## Study material
+ + + + + + +
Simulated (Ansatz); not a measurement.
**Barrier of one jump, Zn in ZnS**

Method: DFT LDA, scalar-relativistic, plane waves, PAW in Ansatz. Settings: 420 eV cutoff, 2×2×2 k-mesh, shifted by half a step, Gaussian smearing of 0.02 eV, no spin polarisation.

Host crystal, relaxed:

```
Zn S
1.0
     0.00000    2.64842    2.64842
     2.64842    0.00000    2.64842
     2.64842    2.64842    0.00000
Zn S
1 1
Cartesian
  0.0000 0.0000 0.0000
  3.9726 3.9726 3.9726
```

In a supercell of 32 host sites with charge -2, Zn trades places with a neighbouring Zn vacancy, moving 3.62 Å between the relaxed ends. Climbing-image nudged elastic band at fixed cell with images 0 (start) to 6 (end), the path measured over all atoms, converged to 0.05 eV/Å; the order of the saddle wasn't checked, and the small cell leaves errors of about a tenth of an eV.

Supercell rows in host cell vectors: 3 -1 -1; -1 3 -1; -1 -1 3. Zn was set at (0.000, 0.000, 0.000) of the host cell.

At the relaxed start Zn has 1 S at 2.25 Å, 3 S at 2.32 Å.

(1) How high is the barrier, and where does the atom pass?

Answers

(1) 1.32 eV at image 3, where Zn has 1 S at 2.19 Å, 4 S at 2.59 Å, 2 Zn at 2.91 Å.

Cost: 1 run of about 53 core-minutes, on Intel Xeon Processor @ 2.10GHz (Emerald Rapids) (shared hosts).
+ + + + + + +

## Assigned task
Above are the records. Copy the lines beginning at the one that has "In a supercell" and ending with the one that has "(1) 1.32 eV", unchanged.

## Written answer
In a supercell of 32 host sites with charge -2, Zn trades places with a neighbouring Zn vacancy, moving 3.62 Å between the relaxed ends. Climbing-image nudged elastic band at fixed cell with images 0 (start) to 6 (end), the path measured over all atoms, converged to 0.05 eV/Å; the order of the saddle wasn't checked, and the small cell leaves errors of about a tenth of an eV.

Supercell rows in host cell vectors: 3 -1 -1; -1 3 -1; -1 -1 3. Zn was set at (0.000, 0.000, 0.000) of the host cell.

At the relaxed start Zn has 1 S at 2.25 Å, 3 S at 2.32 Å.

(1) How high is the barrier, and where does the atom pass?

Answers

(1) 1.32 eV at image 3, where Zn has 1 S at 2.19 Å, 4 S at 2.59 Å, 2 Zn at 2.91 Å.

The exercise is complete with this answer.